### Information given

══════

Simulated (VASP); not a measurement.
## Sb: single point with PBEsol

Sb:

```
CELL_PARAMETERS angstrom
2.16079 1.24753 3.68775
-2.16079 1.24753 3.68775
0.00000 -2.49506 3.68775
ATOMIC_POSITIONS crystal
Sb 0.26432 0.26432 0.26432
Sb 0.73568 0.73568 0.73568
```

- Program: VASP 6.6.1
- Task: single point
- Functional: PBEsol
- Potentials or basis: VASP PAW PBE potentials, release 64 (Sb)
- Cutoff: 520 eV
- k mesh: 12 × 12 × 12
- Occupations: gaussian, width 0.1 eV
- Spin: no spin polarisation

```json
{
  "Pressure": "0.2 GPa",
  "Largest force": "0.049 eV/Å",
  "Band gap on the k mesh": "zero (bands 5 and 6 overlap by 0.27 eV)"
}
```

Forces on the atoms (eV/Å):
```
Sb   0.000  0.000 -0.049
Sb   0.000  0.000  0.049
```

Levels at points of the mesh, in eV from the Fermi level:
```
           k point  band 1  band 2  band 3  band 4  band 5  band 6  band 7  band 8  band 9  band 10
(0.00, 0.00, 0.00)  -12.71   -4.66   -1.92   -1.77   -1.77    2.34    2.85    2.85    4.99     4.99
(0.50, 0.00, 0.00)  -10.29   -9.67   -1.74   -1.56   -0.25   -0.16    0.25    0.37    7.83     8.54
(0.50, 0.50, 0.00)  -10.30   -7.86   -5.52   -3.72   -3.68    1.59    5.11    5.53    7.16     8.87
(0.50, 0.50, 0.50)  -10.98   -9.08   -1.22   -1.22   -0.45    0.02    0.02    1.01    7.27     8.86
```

══════

### Work order
In the listing above, locate the line containing "## Sb: single point with PBEsol" and the line containing "- Functional: PBEsol", then transcribe both and every line between them verbatim.

### Task solution
## Sb: single point with PBEsol

Sb:

```
CELL_PARAMETERS angstrom
2.16079 1.24753 3.68775
-2.16079 1.24753 3.68775
0.00000 -2.49506 3.68775
ATOMIC_POSITIONS crystal
Sb 0.26432 0.26432 0.26432
Sb 0.73568 0.73568 0.73568
```

- Program: VASP 6.6.1
- Task: single point
- Functional: PBEsol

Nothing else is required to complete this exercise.